Supplied material —
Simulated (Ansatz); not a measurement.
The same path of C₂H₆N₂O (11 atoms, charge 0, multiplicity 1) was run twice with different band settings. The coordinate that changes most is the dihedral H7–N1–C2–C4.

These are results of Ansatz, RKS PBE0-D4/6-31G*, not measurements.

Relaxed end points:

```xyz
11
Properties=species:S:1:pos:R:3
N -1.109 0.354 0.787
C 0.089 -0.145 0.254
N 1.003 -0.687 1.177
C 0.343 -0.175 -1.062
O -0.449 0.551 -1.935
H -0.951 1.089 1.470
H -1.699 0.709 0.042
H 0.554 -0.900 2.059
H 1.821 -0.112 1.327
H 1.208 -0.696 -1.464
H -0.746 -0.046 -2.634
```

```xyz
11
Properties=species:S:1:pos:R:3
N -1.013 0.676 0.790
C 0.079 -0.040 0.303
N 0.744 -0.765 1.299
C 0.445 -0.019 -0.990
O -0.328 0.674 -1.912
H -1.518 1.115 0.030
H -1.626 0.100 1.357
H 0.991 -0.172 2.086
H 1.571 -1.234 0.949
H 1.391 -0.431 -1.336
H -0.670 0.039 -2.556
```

Work order — Each line from the beginning of the entries to the line with "The same path" must be repeated exactly, with both end lines kept and no other lines given.

Answer area —
Simulated (Ansatz); not a measurement.
The same path of C₂H₆N₂O (11 atoms, charge 0, multiplicity 1) was run twice with different band settings. The coordinate that changes most is the dihedral H7–N1–C2–C4.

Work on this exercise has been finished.